Your task is to transcribe, without alteration, the lines from the top of the material below through the line bearing "Levels: CAM-B3LYP/def2-SVPD for", inclusive.

Top of Input data
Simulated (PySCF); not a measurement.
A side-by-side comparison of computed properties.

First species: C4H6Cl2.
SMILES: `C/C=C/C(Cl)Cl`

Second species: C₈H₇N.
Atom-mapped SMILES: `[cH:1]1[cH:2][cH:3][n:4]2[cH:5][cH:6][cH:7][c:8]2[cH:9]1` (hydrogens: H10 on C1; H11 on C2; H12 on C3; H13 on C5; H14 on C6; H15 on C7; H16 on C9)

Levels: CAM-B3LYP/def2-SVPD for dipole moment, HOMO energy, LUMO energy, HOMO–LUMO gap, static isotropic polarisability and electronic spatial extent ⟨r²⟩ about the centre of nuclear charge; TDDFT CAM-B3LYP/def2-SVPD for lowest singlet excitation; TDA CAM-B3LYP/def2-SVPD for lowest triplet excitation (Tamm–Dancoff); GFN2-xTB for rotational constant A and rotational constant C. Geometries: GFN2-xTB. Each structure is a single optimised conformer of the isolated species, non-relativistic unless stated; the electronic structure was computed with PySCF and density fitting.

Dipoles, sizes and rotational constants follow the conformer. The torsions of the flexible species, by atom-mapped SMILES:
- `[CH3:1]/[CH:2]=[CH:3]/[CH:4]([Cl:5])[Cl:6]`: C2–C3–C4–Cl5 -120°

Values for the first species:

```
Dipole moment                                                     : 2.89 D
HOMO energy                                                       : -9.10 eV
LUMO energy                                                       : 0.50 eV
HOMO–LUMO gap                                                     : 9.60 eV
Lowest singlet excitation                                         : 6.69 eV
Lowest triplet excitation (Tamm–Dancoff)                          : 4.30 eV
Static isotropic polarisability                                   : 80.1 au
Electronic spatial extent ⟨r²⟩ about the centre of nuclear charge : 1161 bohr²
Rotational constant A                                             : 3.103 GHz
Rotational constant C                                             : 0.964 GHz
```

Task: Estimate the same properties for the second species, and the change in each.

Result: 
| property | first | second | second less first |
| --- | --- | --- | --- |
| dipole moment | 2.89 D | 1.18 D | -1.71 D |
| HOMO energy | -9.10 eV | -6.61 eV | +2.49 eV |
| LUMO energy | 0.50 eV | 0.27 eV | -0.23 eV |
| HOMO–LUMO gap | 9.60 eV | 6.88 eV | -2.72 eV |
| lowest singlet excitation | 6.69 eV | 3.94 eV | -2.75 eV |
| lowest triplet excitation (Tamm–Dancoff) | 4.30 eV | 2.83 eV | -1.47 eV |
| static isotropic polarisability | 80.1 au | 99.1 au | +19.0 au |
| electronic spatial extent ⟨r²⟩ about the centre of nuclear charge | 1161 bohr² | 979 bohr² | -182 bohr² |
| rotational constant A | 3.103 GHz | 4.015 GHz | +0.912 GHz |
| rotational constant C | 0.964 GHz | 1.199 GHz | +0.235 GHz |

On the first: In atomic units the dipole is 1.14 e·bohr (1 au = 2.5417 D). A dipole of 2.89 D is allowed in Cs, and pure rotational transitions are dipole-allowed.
Bottom of Input data

### Your response
Simulated (PySCF); not a measurement.
A side-by-side comparison of computed properties.

First species: C4H6Cl2.
SMILES: `C/C=C/C(Cl)Cl`

Second species: C₈H₇N.
Atom-mapped SMILES: `[cH:1]1[cH:2][cH:3][n:4]2[cH:5][cH:6][cH:7][c:8]2[cH:9]1` (hydrogens: H10 on C1; H11 on C2; H12 on C3; H13 on C5; H14 on C6; H15 on C7; H16 on C9)

Levels: CAM-B3LYP/def2-SVPD for dipole moment, HOMO energy, LUMO energy, HOMO–LUMO gap, static isotropic polarisability and electronic spatial extent ⟨r²⟩ about the centre of nuclear charge; TDDFT CAM-B3LYP/def2-SVPD for lowest singlet excitation; TDA CAM-B3LYP/def2-SVPD for lowest triplet excitation (Tamm–Dancoff); GFN2-xTB for rotational constant A and rotational constant C. Geometries: GFN2-xTB. Each structure is a single optimised conformer of the isolated species, non-relativistic unless stated; the electronic structure was computed with PySCF and density fitting.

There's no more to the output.